── Given information
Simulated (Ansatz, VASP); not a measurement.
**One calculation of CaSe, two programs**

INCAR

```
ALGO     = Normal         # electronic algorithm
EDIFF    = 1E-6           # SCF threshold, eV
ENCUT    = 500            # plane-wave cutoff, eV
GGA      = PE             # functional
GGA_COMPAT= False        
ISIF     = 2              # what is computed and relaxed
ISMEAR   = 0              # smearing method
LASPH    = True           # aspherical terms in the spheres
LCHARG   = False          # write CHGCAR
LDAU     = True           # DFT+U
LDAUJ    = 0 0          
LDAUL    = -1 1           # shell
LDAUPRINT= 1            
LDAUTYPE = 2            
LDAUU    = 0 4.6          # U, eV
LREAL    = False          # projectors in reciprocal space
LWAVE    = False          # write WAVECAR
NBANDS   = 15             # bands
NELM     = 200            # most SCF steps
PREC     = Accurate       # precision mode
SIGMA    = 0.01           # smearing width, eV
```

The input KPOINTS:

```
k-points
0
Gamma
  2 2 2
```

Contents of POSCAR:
────

Task item ▸
All of the material above must be transcribed exactly, with no line dropped.

Exercise response ▸
Simulated (Ansatz, VASP); not a measurement.
**One calculation of CaSe, two programs**

INCAR

```
ALGO     = Normal         # electronic algorithm
EDIFF    = 1E-6           # SCF threshold, eV
ENCUT    = 500            # plane-wave cutoff, eV
GGA      = PE             # functional
GGA_COMPAT= False        
ISIF     = 2              # what is computed and relaxed
ISMEAR   = 0              # smearing method
LASPH    = True           # aspherical terms in the spheres
LCHARG   = False          # write CHGCAR
LDAU     = True           # DFT+U
LDAUJ    = 0 0          
LDAUL    = -1 1           # shell
LDAUPRINT= 1            
LDAUTYPE = 2            
LDAUU    = 0 4.6          # U, eV
LREAL    = False          # projectors in reciprocal space
LWAVE    = False          # write WAVECAR
NBANDS   = 15             # bands
NELM     = 200            # most SCF steps
PREC     = Accurate       # precision mode
SIGMA    = 0.01           # smearing width, eV
```

The input KPOINTS:

```
k-points
0
Gamma
  2 2 2
```

Contents of POSCAR:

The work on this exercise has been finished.